**MATERIAL SUPPLIED**.
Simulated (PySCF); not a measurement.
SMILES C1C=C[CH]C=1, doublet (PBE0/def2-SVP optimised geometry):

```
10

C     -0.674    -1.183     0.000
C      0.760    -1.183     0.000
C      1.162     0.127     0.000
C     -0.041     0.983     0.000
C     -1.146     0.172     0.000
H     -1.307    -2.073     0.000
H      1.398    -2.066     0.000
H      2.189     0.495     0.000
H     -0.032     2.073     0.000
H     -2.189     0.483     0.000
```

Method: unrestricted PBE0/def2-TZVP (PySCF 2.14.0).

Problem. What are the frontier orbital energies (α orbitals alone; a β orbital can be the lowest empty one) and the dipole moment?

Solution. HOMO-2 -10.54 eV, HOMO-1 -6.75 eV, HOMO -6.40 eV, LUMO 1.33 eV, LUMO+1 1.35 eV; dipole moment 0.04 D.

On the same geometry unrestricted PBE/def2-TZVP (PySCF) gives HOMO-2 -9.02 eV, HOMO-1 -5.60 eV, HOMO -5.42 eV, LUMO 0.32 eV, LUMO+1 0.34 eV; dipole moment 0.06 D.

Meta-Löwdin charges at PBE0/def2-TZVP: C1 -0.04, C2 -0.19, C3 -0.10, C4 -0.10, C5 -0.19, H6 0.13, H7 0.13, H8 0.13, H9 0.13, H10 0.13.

**WORK ITEM**.
The lines from the top of the data above down to the line containing "On the same" are to be copied exactly; no other line should appear.

**RESPONSE**.
Simulated (PySCF); not a measurement.
SMILES C1C=C[CH]C=1, doublet (PBE0/def2-SVP optimised geometry):

```
10

C     -0.674    -1.183     0.000
C      0.760    -1.183     0.000
C      1.162     0.127     0.000
C     -0.041     0.983     0.000
C     -1.146     0.172     0.000
H     -1.307    -2.073     0.000
H      1.398    -2.066     0.000
H      2.189     0.495     0.000
H     -0.032     2.073     0.000
H     -2.189     0.483     0.000
```

Method: unrestricted PBE0/def2-TZVP (PySCF 2.14.0).

Problem. What are the frontier orbital energies (α orbitals alone; a β orbital can be the lowest empty one) and the dipole moment?

Solution. HOMO-2 -10.54 eV, HOMO-1 -6.75 eV, HOMO -6.40 eV, LUMO 1.33 eV, LUMO+1 1.35 eV; dipole moment 0.04 D.

On the same geometry unrestricted PBE/def2-TZVP (PySCF) gives HOMO-2 -9.02 eV, HOMO-1 -5.60 eV, HOMO -5.42 eV, LUMO 0.32 eV, LUMO+1 0.34 eV; dipole moment 0.06 D.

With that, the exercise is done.